◆ **Action item**:
Leaving nothing out, set down all the data exactly.

Segment Open
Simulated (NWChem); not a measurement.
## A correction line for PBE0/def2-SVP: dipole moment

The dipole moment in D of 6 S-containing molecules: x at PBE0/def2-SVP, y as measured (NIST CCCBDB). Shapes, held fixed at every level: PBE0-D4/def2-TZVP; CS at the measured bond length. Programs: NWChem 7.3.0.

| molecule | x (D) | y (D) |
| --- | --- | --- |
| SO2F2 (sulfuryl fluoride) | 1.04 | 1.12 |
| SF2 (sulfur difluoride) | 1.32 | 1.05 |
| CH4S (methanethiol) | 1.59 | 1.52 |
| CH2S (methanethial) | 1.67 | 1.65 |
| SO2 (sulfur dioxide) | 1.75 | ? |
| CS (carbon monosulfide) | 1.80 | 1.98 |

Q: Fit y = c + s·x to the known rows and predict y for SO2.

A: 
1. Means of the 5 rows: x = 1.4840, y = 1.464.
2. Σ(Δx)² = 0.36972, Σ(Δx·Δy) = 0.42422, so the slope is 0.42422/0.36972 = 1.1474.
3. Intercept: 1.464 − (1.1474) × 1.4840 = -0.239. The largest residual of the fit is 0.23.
Segment Closed

◆ **Answer space**:
Simulated (NWChem); not a measurement.
## A correction line for PBE0/def2-SVP: dipole moment

The dipole moment in D of 6 S-containing molecules: x at PBE0/def2-SVP, y as measured (NIST CCCBDB). Shapes, held fixed at every level: PBE0-D4/def2-TZVP; CS at the measured bond length. Programs: NWChem 7.3.0.

| molecule | x (D) | y (D) |
| --- | --- | --- |
| SO2F2 (sulfuryl fluoride) | 1.04 | 1.12 |
| SF2 (sulfur difluoride) | 1.32 | 1.05 |
| CH4S (methanethiol) | 1.59 | 1.52 |
| CH2S (methanethial) | 1.67 | 1.65 |
| SO2 (sulfur dioxide) | 1.75 | ? |
| CS (carbon monosulfide) | 1.80 | 1.98 |

Q: Fit y = c + s·x to the known rows and predict y for SO2.

A: 
1. Means of the 5 rows: x = 1.4840, y = 1.464.
2. Σ(Δx)² = 0.36972, Σ(Δx·Δy) = 0.42422, so the slope is 0.42422/0.36972 = 1.1474.
3. Intercept: 1.464 − (1.1474) × 1.4840 = -0.239. The largest residual of the fit is 0.23.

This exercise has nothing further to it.